> _ASSIGNED TASK_
Beginning with the line that contains "- Task: relaxation of cell and atoms" in the material below, print each line exactly until the line that contains "Task: Where does the relaxation end?" has been printed, then stop.

> _STORED DATA_
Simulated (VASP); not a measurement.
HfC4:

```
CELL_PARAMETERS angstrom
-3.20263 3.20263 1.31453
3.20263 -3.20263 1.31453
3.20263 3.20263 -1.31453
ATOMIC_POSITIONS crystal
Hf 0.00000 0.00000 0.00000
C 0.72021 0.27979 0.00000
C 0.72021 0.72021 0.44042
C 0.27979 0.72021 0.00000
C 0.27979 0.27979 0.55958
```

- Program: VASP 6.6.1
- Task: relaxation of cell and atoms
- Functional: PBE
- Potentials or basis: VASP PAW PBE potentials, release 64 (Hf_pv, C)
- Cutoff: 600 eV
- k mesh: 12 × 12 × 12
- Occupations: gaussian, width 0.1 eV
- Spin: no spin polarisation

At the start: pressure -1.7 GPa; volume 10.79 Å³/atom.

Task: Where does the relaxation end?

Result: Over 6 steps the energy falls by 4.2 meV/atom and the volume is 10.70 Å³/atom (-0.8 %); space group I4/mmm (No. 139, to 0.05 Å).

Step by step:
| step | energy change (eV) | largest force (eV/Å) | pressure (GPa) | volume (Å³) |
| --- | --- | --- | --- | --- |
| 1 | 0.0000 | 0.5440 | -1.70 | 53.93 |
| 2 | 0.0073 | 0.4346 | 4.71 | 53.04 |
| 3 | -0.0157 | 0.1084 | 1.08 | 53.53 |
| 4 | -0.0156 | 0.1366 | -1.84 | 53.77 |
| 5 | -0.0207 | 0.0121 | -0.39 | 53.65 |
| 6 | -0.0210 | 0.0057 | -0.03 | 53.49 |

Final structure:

> _TASK ANSWER_
- Task: relaxation of cell and atoms
- Functional: PBE
- Potentials or basis: VASP PAW PBE potentials, release 64 (Hf_pv, C)
- Cutoff: 600 eV
- k mesh: 12 × 12 × 12
- Occupations: gaussian, width 0.1 eV
- Spin: no spin polarisation

At the start: pressure -1.7 GPa; volume 10.79 Å³/atom.

Task: Where does the relaxation end?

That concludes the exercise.